| WORK REQUEST |
Only one portion of the data is to be written out: from the line bearing "Energy landscape of" through the line bearing "Summarise what can be read from the map.". Write it exactly as it appears.

= = =

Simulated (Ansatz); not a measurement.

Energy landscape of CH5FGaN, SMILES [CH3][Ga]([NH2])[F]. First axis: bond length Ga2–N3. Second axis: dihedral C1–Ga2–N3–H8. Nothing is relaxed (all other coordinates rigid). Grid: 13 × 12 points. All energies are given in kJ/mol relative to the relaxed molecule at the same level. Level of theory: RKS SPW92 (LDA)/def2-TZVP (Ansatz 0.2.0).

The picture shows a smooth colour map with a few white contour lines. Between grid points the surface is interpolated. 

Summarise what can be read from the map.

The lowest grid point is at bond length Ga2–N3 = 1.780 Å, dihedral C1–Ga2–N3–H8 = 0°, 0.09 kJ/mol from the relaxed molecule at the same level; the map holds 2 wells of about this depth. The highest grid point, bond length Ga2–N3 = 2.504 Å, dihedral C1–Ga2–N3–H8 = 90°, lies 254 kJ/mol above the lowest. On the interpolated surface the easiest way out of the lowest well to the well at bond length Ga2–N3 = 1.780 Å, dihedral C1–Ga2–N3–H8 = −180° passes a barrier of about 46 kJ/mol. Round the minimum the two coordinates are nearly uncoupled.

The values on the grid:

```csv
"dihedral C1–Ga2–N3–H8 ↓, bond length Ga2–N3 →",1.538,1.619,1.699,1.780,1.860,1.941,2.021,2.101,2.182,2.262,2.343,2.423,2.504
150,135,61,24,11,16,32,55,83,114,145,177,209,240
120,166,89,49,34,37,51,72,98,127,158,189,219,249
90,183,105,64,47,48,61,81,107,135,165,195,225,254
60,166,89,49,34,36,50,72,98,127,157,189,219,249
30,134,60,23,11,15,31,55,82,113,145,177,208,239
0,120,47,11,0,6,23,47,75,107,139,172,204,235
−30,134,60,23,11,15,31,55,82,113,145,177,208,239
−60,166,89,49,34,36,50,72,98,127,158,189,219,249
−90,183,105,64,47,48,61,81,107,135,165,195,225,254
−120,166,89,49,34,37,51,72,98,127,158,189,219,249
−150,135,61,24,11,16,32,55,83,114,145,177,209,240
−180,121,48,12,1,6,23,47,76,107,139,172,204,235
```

= = =

| EXERCISE RESULT |
Energy landscape of CH5FGaN, SMILES [CH3][Ga]([NH2])[F]. First axis: bond length Ga2–N3. Second axis: dihedral C1–Ga2–N3–H8. Nothing is relaxed (all other coordinates rigid). Grid: 13 × 12 points. All energies are given in kJ/mol relative to the relaxed molecule at the same level. Level of theory: RKS SPW92 (LDA)/def2-TZVP (Ansatz 0.2.0).

The picture shows a smooth colour map with a few white contour lines. Between grid points the surface is interpolated. 

Summarise what can be read from the map.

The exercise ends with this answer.